> **ENTRIES SUPPLIED**
§

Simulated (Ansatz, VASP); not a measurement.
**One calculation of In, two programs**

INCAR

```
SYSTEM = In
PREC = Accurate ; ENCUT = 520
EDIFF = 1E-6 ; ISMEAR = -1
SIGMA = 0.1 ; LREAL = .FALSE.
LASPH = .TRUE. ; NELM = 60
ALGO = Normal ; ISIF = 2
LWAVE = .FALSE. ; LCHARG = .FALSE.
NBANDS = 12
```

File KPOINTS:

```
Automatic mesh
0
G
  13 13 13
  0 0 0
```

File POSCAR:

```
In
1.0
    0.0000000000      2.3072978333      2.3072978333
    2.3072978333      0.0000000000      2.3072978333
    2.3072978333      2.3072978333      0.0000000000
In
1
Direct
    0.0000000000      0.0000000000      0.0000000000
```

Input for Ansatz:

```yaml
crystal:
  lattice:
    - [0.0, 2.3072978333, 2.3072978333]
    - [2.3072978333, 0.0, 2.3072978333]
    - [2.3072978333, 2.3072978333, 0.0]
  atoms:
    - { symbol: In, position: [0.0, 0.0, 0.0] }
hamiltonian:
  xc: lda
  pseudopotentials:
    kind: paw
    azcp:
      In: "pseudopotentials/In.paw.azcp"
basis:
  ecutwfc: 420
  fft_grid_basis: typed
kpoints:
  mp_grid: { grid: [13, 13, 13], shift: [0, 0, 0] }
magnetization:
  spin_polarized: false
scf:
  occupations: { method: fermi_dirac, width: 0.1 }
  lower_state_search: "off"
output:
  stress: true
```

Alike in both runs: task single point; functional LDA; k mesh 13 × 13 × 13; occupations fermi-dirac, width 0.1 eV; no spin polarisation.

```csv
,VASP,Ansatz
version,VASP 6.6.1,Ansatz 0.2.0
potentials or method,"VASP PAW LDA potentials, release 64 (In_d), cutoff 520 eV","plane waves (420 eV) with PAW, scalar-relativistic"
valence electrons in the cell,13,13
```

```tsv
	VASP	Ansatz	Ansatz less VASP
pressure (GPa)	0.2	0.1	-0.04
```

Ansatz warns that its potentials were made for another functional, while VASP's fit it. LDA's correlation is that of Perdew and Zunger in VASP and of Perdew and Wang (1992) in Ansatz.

§

> **ASSIGNED TASK**
Beginning at the first line above, repeat exactly until the line containing "Alike in both", which is included.

> **RESULT**
Simulated (Ansatz, VASP); not a measurement.
**One calculation of In, two programs**

INCAR

```
SYSTEM = In
PREC = Accurate ; ENCUT = 520
EDIFF = 1E-6 ; ISMEAR = -1
SIGMA = 0.1 ; LREAL = .FALSE.
LASPH = .TRUE. ; NELM = 60
ALGO = Normal ; ISIF = 2
LWAVE = .FALSE. ; LCHARG = .FALSE.
NBANDS = 12
```

File KPOINTS:

```
Automatic mesh
0
G
  13 13 13
  0 0 0
```

File POSCAR:

```
In
1.0
    0.0000000000      2.3072978333      2.3072978333
    2.3072978333      0.0000000000      2.3072978333
    2.3072978333      2.3072978333      0.0000000000
In
1
Direct
    0.0000000000      0.0000000000      0.0000000000
```

Input for Ansatz:

```yaml
crystal:
  lattice:
    - [0.0, 2.3072978333, 2.3072978333]
    - [2.3072978333, 0.0, 2.3072978333]
    - [2.3072978333, 2.3072978333, 0.0]
  atoms:
    - { symbol: In, position: [0.0, 0.0, 0.0] }
hamiltonian:
  xc: lda
  pseudopotentials:
    kind: paw
    azcp:
      In: "pseudopotentials/In.paw.azcp"
basis:
  ecutwfc: 420
  fft_grid_basis: typed
kpoints:
  mp_grid: { grid: [13, 13, 13], shift: [0, 0, 0] }
magnetization:
  spin_polarized: false
scf:
  occupations: { method: fermi_dirac, width: 0.1 }
  lower_state_search: "off"
output:
  stress: true
```

Alike in both runs: task single point; functional LDA; k mesh 13 × 13 × 13; occupations fermi-dirac, width 0.1 eV; no spin polarisation.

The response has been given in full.